___ DATASET EXCERPTS

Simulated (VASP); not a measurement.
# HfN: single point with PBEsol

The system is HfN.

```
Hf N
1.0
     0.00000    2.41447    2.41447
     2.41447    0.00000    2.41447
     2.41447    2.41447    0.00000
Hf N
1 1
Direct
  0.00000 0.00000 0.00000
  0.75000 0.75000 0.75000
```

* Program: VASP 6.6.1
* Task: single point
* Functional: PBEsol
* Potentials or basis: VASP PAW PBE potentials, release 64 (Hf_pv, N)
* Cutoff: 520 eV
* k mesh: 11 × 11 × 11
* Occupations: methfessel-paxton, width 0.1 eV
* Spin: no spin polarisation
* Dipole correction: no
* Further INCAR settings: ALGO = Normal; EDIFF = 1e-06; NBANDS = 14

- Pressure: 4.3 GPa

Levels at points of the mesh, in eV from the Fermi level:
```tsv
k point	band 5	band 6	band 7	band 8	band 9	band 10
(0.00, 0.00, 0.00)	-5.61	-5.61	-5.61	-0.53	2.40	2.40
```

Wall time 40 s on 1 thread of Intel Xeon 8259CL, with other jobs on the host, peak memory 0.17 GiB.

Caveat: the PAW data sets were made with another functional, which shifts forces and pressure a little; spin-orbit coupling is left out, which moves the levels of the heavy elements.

______

EXERCISE
Give back exactly what runs from the first line of the listing above to the line that contains "Wall time 40", keeping both end lines.

TASK SOLUTION
Simulated (VASP); not a measurement.
# HfN: single point with PBEsol

The system is HfN.

```
Hf N
1.0
     0.00000    2.41447    2.41447
     2.41447    0.00000    2.41447
     2.41447    2.41447    0.00000
Hf N
1 1
Direct
  0.00000 0.00000 0.00000
  0.75000 0.75000 0.75000
```

* Program: VASP 6.6.1
* Task: single point
* Functional: PBEsol
* Potentials or basis: VASP PAW PBE potentials, release 64 (Hf_pv, N)
* Cutoff: 520 eV
* k mesh: 11 × 11 × 11
* Occupations: methfessel-paxton, width 0.1 eV
* Spin: no spin polarisation
* Dipole correction: no
* Further INCAR settings: ALGO = Normal; EDIFF = 1e-06; NBANDS = 14

- Pressure: 4.3 GPa

Levels at points of the mesh, in eV from the Fermi level:
```tsv
k point	band 5	band 6	band 7	band 8	band 9	band 10
(0.00, 0.00, 0.00)	-5.61	-5.61	-5.61	-0.53	2.40	2.40
```

Wall time 40 s on 1 thread of Intel Xeon 8259CL, with other jobs on the host, peak memory 0.17 GiB.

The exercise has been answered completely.